## Requirement
Repeat exactly, and only, the lines of the entries below from the one with "0 | 9.926 |" through the one with "Murnaghan's form V", both ends included.

## Given data
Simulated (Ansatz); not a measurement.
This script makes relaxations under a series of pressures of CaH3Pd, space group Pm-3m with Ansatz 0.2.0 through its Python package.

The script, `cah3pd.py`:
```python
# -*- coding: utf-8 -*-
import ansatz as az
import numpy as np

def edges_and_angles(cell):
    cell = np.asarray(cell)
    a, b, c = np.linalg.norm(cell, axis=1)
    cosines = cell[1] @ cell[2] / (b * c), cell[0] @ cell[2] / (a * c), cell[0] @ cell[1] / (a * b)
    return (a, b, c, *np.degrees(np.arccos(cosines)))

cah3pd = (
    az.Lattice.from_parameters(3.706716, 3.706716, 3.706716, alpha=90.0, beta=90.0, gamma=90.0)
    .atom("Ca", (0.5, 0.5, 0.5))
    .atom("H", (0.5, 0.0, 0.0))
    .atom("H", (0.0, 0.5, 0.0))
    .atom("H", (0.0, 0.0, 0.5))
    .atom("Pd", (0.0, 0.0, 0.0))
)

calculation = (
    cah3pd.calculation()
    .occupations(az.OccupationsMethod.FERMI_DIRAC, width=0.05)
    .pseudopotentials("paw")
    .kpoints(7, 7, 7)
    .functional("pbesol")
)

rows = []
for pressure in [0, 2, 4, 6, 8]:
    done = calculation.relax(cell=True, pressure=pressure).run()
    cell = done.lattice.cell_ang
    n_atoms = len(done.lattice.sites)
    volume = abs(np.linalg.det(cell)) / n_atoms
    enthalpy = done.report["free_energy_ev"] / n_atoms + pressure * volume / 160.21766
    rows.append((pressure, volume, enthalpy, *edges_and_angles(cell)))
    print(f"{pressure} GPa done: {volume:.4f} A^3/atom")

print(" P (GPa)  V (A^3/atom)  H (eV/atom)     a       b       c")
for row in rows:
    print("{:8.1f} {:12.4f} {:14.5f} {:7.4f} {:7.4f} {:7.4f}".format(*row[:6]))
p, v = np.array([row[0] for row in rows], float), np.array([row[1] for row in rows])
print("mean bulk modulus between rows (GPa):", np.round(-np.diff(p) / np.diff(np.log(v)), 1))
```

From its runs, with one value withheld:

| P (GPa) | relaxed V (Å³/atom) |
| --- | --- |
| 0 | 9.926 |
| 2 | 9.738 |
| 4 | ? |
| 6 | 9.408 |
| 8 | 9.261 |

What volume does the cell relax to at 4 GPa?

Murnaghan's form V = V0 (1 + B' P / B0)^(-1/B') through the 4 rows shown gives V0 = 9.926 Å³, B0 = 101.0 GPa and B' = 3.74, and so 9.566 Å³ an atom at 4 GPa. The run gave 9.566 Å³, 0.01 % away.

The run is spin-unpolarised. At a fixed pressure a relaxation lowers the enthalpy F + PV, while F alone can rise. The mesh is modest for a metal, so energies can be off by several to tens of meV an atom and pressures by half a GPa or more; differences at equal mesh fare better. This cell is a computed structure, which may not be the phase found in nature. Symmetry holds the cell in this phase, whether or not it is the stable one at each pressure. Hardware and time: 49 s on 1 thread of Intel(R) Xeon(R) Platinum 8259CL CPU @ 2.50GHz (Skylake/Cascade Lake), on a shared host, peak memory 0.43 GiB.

## Exercise result
| 0 | 9.926 |
| 2 | 9.738 |
| 4 | ? |
| 6 | 9.408 |
| 8 | 9.261 |

What volume does the cell relax to at 4 GPa?

Murnaghan's form V = V0 (1 + B' P / B0)^(-1/B') through the 4 rows shown gives V0 = 9.926 Å³, B0 = 101.0 GPa and B' = 3.74, and so 9.566 Å³ an atom at 4 GPa. The run gave 9.566 Å³, 0.01 % away.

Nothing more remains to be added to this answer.